■ **REQUIRED ACTION**:
A faithful, word-for-word transcription of all the data is what is needed.

● ● ● ● ●

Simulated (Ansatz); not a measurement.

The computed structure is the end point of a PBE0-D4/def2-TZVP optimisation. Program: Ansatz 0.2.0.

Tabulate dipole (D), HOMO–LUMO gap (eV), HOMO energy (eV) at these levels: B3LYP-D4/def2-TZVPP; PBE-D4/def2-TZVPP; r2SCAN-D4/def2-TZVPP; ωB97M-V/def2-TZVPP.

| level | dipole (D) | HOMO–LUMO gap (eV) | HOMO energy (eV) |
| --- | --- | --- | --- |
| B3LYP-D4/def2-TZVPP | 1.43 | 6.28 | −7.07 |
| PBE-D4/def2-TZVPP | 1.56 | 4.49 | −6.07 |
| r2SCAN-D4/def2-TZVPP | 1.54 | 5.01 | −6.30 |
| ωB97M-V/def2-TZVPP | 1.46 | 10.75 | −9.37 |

● ● ● ● ●

■ **EXERCISE SOLUTION**:
Simulated (Ansatz); not a measurement.

The computed structure is the end point of a PBE0-D4/def2-TZVP optimisation. Program: Ansatz 0.2.0.

Tabulate dipole (D), HOMO–LUMO gap (eV), HOMO energy (eV) at these levels: B3LYP-D4/def2-TZVPP; PBE-D4/def2-TZVPP; r2SCAN-D4/def2-TZVPP; ωB97M-V/def2-TZVPP.

| level | dipole (D) | HOMO–LUMO gap (eV) | HOMO energy (eV) |
| --- | --- | --- | --- |
| B3LYP-D4/def2-TZVPP | 1.43 | 6.28 | −7.07 |
| PBE-D4/def2-TZVPP | 1.56 | 4.49 | −6.07 |
| r2SCAN-D4/def2-TZVPP | 1.54 | 5.01 | −6.30 |
| ωB97M-V/def2-TZVPP | 1.46 | 10.75 | −9.37 |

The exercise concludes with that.